**Work order:**
The answer must be an exact copy of every record.

Listed entries Block Start

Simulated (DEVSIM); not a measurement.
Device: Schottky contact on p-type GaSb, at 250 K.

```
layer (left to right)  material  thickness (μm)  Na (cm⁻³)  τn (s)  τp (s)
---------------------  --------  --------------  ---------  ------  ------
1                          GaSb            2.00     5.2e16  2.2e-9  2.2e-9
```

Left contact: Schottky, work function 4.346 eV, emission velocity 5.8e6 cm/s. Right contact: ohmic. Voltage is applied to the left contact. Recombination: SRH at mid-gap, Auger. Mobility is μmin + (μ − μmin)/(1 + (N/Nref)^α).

Listed entries Block End

**Written reply:**
Simulated (DEVSIM); not a measurement.
Device: Schottky contact on p-type GaSb, at 250 K.

```
layer (left to right)  material  thickness (μm)  Na (cm⁻³)  τn (s)  τp (s)
---------------------  --------  --------------  ---------  ------  ------
1                          GaSb            2.00     5.2e16  2.2e-9  2.2e-9
```

Left contact: Schottky, work function 4.346 eV, emission velocity 5.8e6 cm/s. Right contact: ohmic. Voltage is applied to the left contact. Recombination: SRH at mid-gap, Auger. Mobility is μmin + (μ − μmin)/(1 + (N/Nref)^α).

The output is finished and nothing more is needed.